Assigned task: With no additions or omissions, print the listing that follows.

Exercise data:
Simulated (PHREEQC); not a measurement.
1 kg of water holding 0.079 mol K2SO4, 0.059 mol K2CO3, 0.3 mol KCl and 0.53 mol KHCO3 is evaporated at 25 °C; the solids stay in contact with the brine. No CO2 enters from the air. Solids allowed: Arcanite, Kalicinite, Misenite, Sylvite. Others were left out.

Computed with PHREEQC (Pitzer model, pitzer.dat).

Task answer:
Simulated (PHREEQC); not a measurement.
1 kg of water holding 0.079 mol K2SO4, 0.059 mol K2CO3, 0.3 mol KCl and 0.53 mol KHCO3 is evaporated at 25 °C; the solids stay in contact with the brine. No CO2 enters from the air. Solids allowed: Arcanite, Kalicinite, Misenite, Sylvite. Others were left out.

Computed with PHREEQC (Pitzer model, pitzer.dat).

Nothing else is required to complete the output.